++++++++++

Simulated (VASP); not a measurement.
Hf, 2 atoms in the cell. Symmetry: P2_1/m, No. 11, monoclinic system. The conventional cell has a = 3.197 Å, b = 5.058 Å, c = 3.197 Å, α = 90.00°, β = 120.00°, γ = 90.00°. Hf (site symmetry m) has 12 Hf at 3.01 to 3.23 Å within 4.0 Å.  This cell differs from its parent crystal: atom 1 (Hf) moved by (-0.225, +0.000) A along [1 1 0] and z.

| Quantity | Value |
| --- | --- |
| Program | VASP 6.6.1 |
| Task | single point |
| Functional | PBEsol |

++++++++++

Assignment →
All of the data should be retyped exactly.

Exercise result →
Simulated (VASP); not a measurement.
Hf, 2 atoms in the cell. Symmetry: P2_1/m, No. 11, monoclinic system. The conventional cell has a = 3.197 Å, b = 5.058 Å, c = 3.197 Å, α = 90.00°, β = 120.00°, γ = 90.00°. Hf (site symmetry m) has 12 Hf at 3.01 to 3.23 Å within 4.0 Å.  This cell differs from its parent crystal: atom 1 (Hf) moved by (-0.225, +0.000) A along [1 1 0] and z.

| Quantity | Value |
| --- | --- |
| Program | VASP 6.6.1 |
| Task | single point |
| Functional | PBEsol |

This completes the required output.